◆ ◆ ◆

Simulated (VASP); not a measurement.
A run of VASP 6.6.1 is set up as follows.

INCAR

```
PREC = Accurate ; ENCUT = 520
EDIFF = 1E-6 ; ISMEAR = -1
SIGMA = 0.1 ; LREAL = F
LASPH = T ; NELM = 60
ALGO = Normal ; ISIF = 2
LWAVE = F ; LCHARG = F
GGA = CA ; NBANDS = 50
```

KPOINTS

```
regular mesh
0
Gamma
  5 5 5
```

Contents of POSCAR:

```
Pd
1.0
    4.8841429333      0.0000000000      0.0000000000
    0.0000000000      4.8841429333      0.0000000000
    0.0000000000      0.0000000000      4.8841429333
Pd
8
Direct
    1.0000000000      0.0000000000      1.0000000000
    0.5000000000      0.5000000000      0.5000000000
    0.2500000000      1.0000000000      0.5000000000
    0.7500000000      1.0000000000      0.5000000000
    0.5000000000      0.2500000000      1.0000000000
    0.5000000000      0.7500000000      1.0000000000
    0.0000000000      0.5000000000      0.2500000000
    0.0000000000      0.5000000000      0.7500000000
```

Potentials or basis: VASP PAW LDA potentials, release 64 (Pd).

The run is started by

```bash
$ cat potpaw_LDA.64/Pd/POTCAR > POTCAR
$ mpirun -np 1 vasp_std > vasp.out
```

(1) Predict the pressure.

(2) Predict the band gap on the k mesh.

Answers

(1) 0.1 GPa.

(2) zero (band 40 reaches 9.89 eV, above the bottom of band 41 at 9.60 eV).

◆ ◆ ◆

ASSIGNED TASK: Please transcribe exactly the lines above from the line that has "(1) Predict the pressure." up to and including the line that has "(1) 0.1 GPa."; no other line belongs in the answer.

EXERCISE OUTPUT:
(1) Predict the pressure.

(2) Predict the band gap on the k mesh.

Answers

(1) 0.1 GPa.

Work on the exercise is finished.